§ **Requirement**: Only an exact repetition of the entries will do.

§ **Source material**:
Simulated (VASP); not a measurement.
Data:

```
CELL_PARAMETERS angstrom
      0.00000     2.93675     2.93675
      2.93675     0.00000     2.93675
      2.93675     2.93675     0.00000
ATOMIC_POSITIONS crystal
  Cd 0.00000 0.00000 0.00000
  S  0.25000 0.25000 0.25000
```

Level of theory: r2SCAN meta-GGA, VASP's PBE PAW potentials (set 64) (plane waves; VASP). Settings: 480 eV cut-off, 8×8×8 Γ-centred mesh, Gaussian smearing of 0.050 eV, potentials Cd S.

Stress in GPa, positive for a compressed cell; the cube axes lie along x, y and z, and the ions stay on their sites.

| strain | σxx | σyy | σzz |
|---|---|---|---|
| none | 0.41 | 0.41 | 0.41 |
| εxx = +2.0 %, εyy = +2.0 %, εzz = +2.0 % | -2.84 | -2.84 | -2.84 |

§ **Task result**:
Simulated (VASP); not a measurement.
Data:

```
CELL_PARAMETERS angstrom
      0.00000     2.93675     2.93675
      2.93675     0.00000     2.93675
      2.93675     2.93675     0.00000
ATOMIC_POSITIONS crystal
  Cd 0.00000 0.00000 0.00000
  S  0.25000 0.25000 0.25000
```

Level of theory: r2SCAN meta-GGA, VASP's PBE PAW potentials (set 64) (plane waves; VASP). Settings: 480 eV cut-off, 8×8×8 Γ-centred mesh, Gaussian smearing of 0.050 eV, potentials Cd S.

Stress in GPa, positive for a compressed cell; the cube axes lie along x, y and z, and the ions stay on their sites.

| strain | σxx | σyy | σzz |
|---|---|---|---|
| none | 0.41 | 0.41 | 0.41 |
| εxx = +2.0 %, εyy = +2.0 %, εzz = +2.0 % | -2.84 | -2.84 | -2.84 |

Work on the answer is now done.